■ WORK REQUEST: For the material below, return exactly the lines starting at the line containing "Make-up at 45" and ending at the line containing "NiSO4 65 %, SO4-2 35 % of the S.", both ends included, and no others.

■ SUPPLIED RECORDS:
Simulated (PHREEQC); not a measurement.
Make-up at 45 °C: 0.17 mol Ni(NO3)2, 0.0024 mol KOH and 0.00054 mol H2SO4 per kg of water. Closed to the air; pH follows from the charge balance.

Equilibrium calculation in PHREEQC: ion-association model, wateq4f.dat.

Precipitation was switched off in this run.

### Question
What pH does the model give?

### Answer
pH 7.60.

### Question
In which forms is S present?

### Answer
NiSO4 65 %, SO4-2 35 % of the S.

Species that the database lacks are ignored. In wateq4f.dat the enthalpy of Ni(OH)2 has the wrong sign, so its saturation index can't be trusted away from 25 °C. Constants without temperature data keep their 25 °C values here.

■ RESPONSE:
Make-up at 45 °C: 0.17 mol Ni(NO3)2, 0.0024 mol KOH and 0.00054 mol H2SO4 per kg of water. Closed to the air; pH follows from the charge balance.

Equilibrium calculation in PHREEQC: ion-association model, wateq4f.dat.

Precipitation was switched off in this run.

### Question
What pH does the model give?

### Answer
pH 7.60.

### Question
In which forms is S present?

### Answer
NiSO4 65 %, SO4-2 35 % of the S.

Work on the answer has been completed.